WORK INSTRUCTION: The lines below are to be quoted exactly, from the first through the one that contains "Level of theory: PBEsol".

RECORDS PROVIDED:
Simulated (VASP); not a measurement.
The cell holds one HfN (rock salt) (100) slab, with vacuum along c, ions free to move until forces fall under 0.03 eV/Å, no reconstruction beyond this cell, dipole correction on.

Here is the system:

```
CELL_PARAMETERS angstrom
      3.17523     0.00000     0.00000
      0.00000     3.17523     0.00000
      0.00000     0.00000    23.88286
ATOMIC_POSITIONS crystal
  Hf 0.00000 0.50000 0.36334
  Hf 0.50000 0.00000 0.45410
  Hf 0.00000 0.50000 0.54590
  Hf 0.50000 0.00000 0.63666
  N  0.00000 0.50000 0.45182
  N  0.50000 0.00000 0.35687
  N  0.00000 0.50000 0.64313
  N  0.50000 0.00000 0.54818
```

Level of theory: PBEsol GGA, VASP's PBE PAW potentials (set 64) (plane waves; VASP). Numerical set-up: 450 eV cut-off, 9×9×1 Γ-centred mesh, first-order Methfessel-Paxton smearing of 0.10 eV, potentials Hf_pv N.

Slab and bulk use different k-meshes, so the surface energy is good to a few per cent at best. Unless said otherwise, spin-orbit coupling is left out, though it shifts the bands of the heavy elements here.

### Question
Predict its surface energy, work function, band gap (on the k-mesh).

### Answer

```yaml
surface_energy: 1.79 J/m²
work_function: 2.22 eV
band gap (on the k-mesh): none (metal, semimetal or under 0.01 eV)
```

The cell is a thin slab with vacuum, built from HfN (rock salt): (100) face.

EXERCISE OUTPUT:
Simulated (VASP); not a measurement.
The cell holds one HfN (rock salt) (100) slab, with vacuum along c, ions free to move until forces fall under 0.03 eV/Å, no reconstruction beyond this cell, dipole correction on.

Here is the system:

```
CELL_PARAMETERS angstrom
      3.17523     0.00000     0.00000
      0.00000     3.17523     0.00000
      0.00000     0.00000    23.88286
ATOMIC_POSITIONS crystal
  Hf 0.00000 0.50000 0.36334
  Hf 0.50000 0.00000 0.45410
  Hf 0.00000 0.50000 0.54590
  Hf 0.50000 0.00000 0.63666
  N  0.00000 0.50000 0.45182
  N  0.50000 0.00000 0.35687
  N  0.00000 0.50000 0.64313
  N  0.50000 0.00000 0.54818
```

Level of theory: PBEsol GGA, VASP's PBE PAW potentials (set 64) (plane waves; VASP). Numerical set-up: 450 eV cut-off, 9×9×1 Γ-centred mesh, first-order Methfessel-Paxton smearing of 0.10 eV, potentials Hf_pv N.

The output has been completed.